DATASET ENTRIES section start
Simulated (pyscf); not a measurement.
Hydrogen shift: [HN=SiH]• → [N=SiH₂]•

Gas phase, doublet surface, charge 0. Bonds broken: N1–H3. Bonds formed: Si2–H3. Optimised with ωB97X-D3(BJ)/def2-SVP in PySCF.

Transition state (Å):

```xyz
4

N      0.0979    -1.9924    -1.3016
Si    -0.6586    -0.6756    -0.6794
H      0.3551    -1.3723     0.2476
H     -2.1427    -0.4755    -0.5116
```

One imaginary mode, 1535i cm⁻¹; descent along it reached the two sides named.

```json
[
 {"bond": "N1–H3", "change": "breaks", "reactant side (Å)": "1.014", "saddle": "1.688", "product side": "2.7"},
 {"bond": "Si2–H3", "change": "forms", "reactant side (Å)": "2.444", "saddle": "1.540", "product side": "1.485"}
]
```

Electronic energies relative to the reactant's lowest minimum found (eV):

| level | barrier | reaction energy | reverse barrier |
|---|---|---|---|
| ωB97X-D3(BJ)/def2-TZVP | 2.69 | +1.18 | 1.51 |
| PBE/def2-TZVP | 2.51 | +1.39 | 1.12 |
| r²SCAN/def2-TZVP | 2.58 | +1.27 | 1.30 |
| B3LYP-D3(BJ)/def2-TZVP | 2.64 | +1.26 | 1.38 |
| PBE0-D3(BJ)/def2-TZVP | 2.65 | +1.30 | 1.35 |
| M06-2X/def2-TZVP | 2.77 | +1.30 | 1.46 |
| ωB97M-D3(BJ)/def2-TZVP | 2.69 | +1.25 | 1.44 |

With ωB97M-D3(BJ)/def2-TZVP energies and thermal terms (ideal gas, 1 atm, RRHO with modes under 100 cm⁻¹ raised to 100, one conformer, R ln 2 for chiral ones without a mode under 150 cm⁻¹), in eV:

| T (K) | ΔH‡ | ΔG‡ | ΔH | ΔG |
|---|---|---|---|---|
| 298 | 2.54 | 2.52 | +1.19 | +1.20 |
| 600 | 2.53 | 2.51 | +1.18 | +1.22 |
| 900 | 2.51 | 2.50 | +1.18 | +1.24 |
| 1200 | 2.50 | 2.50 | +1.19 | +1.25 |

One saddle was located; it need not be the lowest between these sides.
DATASET ENTRIES section end

▶ **WORK ITEM**:
Within the listing above, locate the line containing "2.64 | +1.26 | 1.38 |" and the line containing "2.50 | +1.19 | +1.25 |". Reproduce those two lines and all lines between them exactly, with nothing added.

▶ **EXERCISE SOLUTION**:
| B3LYP-D3(BJ)/def2-TZVP | 2.64 | +1.26 | 1.38 |
| PBE0-D3(BJ)/def2-TZVP | 2.65 | +1.30 | 1.35 |
| M06-2X/def2-TZVP | 2.77 | +1.30 | 1.46 |
| ωB97M-D3(BJ)/def2-TZVP | 2.69 | +1.25 | 1.44 |

With ωB97M-D3(BJ)/def2-TZVP energies and thermal terms (ideal gas, 1 atm, RRHO with modes under 100 cm⁻¹ raised to 100, one conformer, R ln 2 for chiral ones without a mode under 150 cm⁻¹), in eV:

| T (K) | ΔH‡ | ΔG‡ | ΔH | ΔG |
|---|---|---|---|---|
| 298 | 2.54 | 2.52 | +1.19 | +1.20 |
| 600 | 2.53 | 2.51 | +1.18 | +1.22 |
| 900 | 2.51 | 2.50 | +1.18 | +1.24 |
| 1200 | 2.50 | 2.50 | +1.19 | +1.25 |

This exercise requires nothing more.